> _Exercise_
Once you have located the line containing "Parts of the" in the material below, return it exactly along with each line after it through the line containing "The geometry is".

= = =

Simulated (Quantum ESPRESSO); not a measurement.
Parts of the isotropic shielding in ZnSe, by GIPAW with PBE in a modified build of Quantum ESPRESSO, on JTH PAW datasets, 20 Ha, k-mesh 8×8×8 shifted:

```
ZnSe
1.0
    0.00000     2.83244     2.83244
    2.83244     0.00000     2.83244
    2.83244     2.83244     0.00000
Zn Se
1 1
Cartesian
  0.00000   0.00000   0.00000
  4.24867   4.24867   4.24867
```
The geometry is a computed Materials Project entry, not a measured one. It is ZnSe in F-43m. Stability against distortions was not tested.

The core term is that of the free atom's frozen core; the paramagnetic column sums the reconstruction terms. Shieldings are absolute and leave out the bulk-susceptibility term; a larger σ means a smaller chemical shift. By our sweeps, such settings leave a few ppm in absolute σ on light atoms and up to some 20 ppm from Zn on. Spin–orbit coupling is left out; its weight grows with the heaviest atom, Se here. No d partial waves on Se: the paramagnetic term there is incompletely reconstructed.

= = =

> _Your response_
Parts of the isotropic shielding in ZnSe, by GIPAW with PBE in a modified build of Quantum ESPRESSO, on JTH PAW datasets, 20 Ha, k-mesh 8×8×8 shifted:

```
ZnSe
1.0
    0.00000     2.83244     2.83244
    2.83244     0.00000     2.83244
    2.83244     2.83244     0.00000
Zn Se
1 1
Cartesian
  0.00000   0.00000   0.00000
  4.24867   4.24867   4.24867
```
The geometry is a computed Materials Project entry, not a measured one. It is ZnSe in F-43m. Stability against distortions was not tested.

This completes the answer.